--- START ---

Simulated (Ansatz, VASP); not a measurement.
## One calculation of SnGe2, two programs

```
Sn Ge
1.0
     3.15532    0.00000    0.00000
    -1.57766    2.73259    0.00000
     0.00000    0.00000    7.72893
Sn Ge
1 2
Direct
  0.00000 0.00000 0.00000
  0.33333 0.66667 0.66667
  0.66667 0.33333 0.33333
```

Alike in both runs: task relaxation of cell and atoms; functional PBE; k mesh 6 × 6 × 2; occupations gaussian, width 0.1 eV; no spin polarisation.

--- END ---

> **Task item**
Your task is to reproduce all the material exactly as it stands.

> **Response box**
Simulated (Ansatz, VASP); not a measurement.
## One calculation of SnGe2, two programs

```
Sn Ge
1.0
     3.15532    0.00000    0.00000
    -1.57766    2.73259    0.00000
     0.00000    0.00000    7.72893
Sn Ge
1 2
Direct
  0.00000 0.00000 0.00000
  0.33333 0.66667 0.66667
  0.66667 0.33333 0.33333
```

Alike in both runs: task relaxation of cell and atoms; functional PBE; k mesh 6 × 6 × 2; occupations gaussian, width 0.1 eV; no spin polarisation.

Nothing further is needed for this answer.